**EXERCISE**
Copy the records below word for word. Stop after the line that contains "(1) Give its formula, name or SMILES.".

**EXTRACTED DATA**
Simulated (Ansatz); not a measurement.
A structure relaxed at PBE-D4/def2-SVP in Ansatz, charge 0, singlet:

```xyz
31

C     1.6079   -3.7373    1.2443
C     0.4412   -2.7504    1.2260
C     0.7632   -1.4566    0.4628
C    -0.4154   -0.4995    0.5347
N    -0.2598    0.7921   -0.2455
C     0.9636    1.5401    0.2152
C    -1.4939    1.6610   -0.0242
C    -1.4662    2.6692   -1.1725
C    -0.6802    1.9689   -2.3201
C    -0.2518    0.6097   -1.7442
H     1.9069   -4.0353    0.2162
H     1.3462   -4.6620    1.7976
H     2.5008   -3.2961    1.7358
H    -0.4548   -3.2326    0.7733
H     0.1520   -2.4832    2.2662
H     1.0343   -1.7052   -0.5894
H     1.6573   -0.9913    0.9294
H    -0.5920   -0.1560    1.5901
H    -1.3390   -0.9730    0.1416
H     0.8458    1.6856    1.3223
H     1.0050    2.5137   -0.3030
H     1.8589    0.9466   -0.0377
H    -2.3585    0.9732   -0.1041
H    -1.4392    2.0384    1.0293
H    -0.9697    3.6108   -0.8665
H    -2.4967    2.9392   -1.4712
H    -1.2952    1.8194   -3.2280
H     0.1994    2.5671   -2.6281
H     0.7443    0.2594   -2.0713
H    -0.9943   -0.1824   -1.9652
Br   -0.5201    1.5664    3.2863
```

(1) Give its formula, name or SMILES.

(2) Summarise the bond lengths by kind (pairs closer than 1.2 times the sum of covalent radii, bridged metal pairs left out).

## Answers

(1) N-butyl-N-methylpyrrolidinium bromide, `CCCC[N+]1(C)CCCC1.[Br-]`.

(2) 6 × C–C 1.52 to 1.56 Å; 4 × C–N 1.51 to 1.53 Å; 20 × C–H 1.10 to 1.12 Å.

**TASK RESPONSE**
Simulated (Ansatz); not a measurement.
A structure relaxed at PBE-D4/def2-SVP in Ansatz, charge 0, singlet:

```xyz
31

C     1.6079   -3.7373    1.2443
C     0.4412   -2.7504    1.2260
C     0.7632   -1.4566    0.4628
C    -0.4154   -0.4995    0.5347
N    -0.2598    0.7921   -0.2455
C     0.9636    1.5401    0.2152
C    -1.4939    1.6610   -0.0242
C    -1.4662    2.6692   -1.1725
C    -0.6802    1.9689   -2.3201
C    -0.2518    0.6097   -1.7442
H     1.9069   -4.0353    0.2162
H     1.3462   -4.6620    1.7976
H     2.5008   -3.2961    1.7358
H    -0.4548   -3.2326    0.7733
H     0.1520   -2.4832    2.2662
H     1.0343   -1.7052   -0.5894
H     1.6573   -0.9913    0.9294
H    -0.5920   -0.1560    1.5901
H    -1.3390   -0.9730    0.1416
H     0.8458    1.6856    1.3223
H     1.0050    2.5137   -0.3030
H     1.8589    0.9466   -0.0377
H    -2.3585    0.9732   -0.1041
H    -1.4392    2.0384    1.0293
H    -0.9697    3.6108   -0.8665
H    -2.4967    2.9392   -1.4712
H    -1.2952    1.8194   -3.2280
H     0.1994    2.5671   -2.6281
H     0.7443    0.2594   -2.0713
H    -0.9943   -0.1824   -1.9652
Br   -0.5201    1.5664    3.2863
```

(1) Give its formula, name or SMILES.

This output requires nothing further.